> _REQUIREMENT_
Keep only the lines from the start of the data through the line containing "4.61 | 4.66 |", and output them exactly.

####################

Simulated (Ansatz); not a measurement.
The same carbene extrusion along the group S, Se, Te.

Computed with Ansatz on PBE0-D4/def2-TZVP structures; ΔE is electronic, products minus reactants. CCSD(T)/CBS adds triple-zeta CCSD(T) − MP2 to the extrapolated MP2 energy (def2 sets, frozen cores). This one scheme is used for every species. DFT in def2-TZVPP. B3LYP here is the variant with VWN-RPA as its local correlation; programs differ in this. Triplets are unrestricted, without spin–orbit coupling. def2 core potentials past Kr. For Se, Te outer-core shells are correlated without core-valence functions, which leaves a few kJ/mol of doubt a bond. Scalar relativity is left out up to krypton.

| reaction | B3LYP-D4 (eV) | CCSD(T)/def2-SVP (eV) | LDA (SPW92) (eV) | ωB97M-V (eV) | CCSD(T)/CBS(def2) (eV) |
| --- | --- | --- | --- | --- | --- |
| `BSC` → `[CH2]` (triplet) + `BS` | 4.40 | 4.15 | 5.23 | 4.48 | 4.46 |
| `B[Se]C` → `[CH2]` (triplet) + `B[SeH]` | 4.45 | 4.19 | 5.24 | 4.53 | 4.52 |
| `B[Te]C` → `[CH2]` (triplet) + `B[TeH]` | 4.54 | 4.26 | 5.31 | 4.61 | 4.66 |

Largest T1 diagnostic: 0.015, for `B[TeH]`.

####################

> _WRITTEN ANSWER_
Simulated (Ansatz); not a measurement.
The same carbene extrusion along the group S, Se, Te.

Computed with Ansatz on PBE0-D4/def2-TZVP structures; ΔE is electronic, products minus reactants. CCSD(T)/CBS adds triple-zeta CCSD(T) − MP2 to the extrapolated MP2 energy (def2 sets, frozen cores). This one scheme is used for every species. DFT in def2-TZVPP. B3LYP here is the variant with VWN-RPA as its local correlation; programs differ in this. Triplets are unrestricted, without spin–orbit coupling. def2 core potentials past Kr. For Se, Te outer-core shells are correlated without core-valence functions, which leaves a few kJ/mol of doubt a bond. Scalar relativity is left out up to krypton.

| reaction | B3LYP-D4 (eV) | CCSD(T)/def2-SVP (eV) | LDA (SPW92) (eV) | ωB97M-V (eV) | CCSD(T)/CBS(def2) (eV) |
| --- | --- | --- | --- | --- | --- |
| `BSC` → `[CH2]` (triplet) + `BS` | 4.40 | 4.15 | 5.23 | 4.48 | 4.46 |
| `B[Se]C` → `[CH2]` (triplet) + `B[SeH]` | 4.45 | 4.19 | 5.24 | 4.53 | 4.52 |
| `B[Te]C` → `[CH2]` (triplet) + `B[TeH]` | 4.54 | 4.26 | 5.31 | 4.61 | 4.66 |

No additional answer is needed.